__Data excerpts__:
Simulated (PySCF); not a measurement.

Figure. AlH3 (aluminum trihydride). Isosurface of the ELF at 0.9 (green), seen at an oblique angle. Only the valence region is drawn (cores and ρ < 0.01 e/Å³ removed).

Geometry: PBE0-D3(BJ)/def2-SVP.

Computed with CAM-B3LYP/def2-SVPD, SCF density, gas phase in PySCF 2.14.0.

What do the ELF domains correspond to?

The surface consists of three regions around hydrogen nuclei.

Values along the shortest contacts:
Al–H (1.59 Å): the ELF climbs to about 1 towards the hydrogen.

__Assignment__: Write out exactly the lines from the start of the material through the line with "The surface consists". No other output is expected.

__Expected answer__:
Simulated (PySCF); not a measurement.

Figure. AlH3 (aluminum trihydride). Isosurface of the ELF at 0.9 (green), seen at an oblique angle. Only the valence region is drawn (cores and ρ < 0.01 e/Å³ removed).

Geometry: PBE0-D3(BJ)/def2-SVP.

Computed with CAM-B3LYP/def2-SVPD, SCF density, gas phase in PySCF 2.14.0.

What do the ELF domains correspond to?

The surface consists of three regions around hydrogen nuclei.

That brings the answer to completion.